DATA FOR REVIEW: Begin
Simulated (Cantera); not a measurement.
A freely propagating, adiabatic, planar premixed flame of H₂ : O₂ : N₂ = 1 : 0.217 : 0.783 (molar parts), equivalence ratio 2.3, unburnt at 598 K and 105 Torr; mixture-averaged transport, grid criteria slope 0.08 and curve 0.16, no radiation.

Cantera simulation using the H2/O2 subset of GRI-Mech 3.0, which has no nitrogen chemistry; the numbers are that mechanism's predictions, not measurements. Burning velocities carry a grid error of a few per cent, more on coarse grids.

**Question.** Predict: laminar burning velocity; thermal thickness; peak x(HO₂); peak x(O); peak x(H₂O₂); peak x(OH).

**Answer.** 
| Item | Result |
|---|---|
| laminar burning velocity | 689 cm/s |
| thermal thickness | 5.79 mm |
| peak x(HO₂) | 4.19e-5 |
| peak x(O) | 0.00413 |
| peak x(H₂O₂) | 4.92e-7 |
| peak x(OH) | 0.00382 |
DATA FOR REVIEW: End

__ACTION ITEM__. From the first line of the data above to the line containing "x(H₂O₂) | 4.92e-7 |", repeat everything exactly and add nothing.

__TASK SOLUTION__.
Simulated (Cantera); not a measurement.
A freely propagating, adiabatic, planar premixed flame of H₂ : O₂ : N₂ = 1 : 0.217 : 0.783 (molar parts), equivalence ratio 2.3, unburnt at 598 K and 105 Torr; mixture-averaged transport, grid criteria slope 0.08 and curve 0.16, no radiation.

Cantera simulation using the H2/O2 subset of GRI-Mech 3.0, which has no nitrogen chemistry; the numbers are that mechanism's predictions, not measurements. Burning velocities carry a grid error of a few per cent, more on coarse grids.

**Question.** Predict: laminar burning velocity; thermal thickness; peak x(HO₂); peak x(O); peak x(H₂O₂); peak x(OH).

**Answer.** 
| Item | Result |
|---|---|
| laminar burning velocity | 689 cm/s |
| thermal thickness | 5.79 mm |
| peak x(HO₂) | 4.19e-5 |
| peak x(O) | 0.00413 |
| peak x(H₂O₂) | 4.92e-7 |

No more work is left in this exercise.